**Source material**
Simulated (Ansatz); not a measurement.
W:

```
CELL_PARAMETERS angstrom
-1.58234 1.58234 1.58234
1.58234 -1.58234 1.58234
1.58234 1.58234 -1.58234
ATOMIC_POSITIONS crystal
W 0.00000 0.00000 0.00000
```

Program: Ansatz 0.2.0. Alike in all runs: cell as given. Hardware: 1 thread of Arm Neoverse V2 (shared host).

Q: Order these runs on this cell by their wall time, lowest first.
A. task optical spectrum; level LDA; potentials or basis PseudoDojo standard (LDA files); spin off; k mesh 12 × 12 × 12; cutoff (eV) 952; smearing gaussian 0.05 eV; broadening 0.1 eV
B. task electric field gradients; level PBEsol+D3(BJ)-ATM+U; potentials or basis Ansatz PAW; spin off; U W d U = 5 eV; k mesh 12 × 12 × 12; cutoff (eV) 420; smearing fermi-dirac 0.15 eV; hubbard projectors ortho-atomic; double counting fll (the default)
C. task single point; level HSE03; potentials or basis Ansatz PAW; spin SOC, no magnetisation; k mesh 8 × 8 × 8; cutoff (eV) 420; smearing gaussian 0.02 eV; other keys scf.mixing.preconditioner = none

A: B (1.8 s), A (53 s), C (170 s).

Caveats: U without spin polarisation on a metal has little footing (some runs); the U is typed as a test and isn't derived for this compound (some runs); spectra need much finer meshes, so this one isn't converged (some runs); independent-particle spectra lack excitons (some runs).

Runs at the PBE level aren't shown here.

**Assigned task**
Everything from the first line of the data through the line containing "A: B (1.8 s), A (53 s), C (170 s)." should be echoed exactly. Add nothing.

**Exercise solution**
Simulated (Ansatz); not a measurement.
W:

```
CELL_PARAMETERS angstrom
-1.58234 1.58234 1.58234
1.58234 -1.58234 1.58234
1.58234 1.58234 -1.58234
ATOMIC_POSITIONS crystal
W 0.00000 0.00000 0.00000
```

Program: Ansatz 0.2.0. Alike in all runs: cell as given. Hardware: 1 thread of Arm Neoverse V2 (shared host).

Q: Order these runs on this cell by their wall time, lowest first.
A. task optical spectrum; level LDA; potentials or basis PseudoDojo standard (LDA files); spin off; k mesh 12 × 12 × 12; cutoff (eV) 952; smearing gaussian 0.05 eV; broadening 0.1 eV
B. task electric field gradients; level PBEsol+D3(BJ)-ATM+U; potentials or basis Ansatz PAW; spin off; U W d U = 5 eV; k mesh 12 × 12 × 12; cutoff (eV) 420; smearing fermi-dirac 0.15 eV; hubbard projectors ortho-atomic; double counting fll (the default)
C. task single point; level HSE03; potentials or basis Ansatz PAW; spin SOC, no magnetisation; k mesh 8 × 8 × 8; cutoff (eV) 420; smearing gaussian 0.02 eV; other keys scf.mixing.preconditioner = none

A: B (1.8 s), A (53 s), C (170 s).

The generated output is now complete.